Action item:
Write each line again exactly as it is, from the opening line of the records below through the one containing "waves, PAW |", and add nothing.

--- START ---
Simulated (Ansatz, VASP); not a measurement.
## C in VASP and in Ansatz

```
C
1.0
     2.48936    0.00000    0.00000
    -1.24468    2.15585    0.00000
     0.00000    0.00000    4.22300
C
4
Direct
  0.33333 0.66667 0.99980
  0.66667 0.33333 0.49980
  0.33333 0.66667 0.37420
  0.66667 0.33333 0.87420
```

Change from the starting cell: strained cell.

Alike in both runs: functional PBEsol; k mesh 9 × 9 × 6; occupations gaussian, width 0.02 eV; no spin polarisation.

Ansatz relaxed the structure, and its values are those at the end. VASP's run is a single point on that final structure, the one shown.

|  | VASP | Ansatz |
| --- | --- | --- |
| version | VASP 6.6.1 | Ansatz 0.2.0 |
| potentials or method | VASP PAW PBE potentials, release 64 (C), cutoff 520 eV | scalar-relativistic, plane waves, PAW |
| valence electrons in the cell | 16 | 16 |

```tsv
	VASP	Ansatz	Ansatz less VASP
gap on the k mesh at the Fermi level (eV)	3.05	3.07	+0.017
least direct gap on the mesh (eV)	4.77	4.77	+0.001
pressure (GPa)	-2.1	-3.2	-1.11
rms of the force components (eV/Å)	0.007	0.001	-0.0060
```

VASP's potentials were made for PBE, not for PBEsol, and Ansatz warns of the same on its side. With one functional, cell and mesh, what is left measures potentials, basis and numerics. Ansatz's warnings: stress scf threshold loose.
--- END ---

Exercise response:
Simulated (Ansatz, VASP); not a measurement.
## C in VASP and in Ansatz

```
C
1.0
     2.48936    0.00000    0.00000
    -1.24468    2.15585    0.00000
     0.00000    0.00000    4.22300
C
4
Direct
  0.33333 0.66667 0.99980
  0.66667 0.33333 0.49980
  0.33333 0.66667 0.37420
  0.66667 0.33333 0.87420
```

Change from the starting cell: strained cell.

Alike in both runs: functional PBEsol; k mesh 9 × 9 × 6; occupations gaussian, width 0.02 eV; no spin polarisation.

Ansatz relaxed the structure, and its values are those at the end. VASP's run is a single point on that final structure, the one shown.

|  | VASP | Ansatz |
| --- | --- | --- |
| version | VASP 6.6.1 | Ansatz 0.2.0 |
| potentials or method | VASP PAW PBE potentials, release 64 (C), cutoff 520 eV | scalar-relativistic, plane waves, PAW |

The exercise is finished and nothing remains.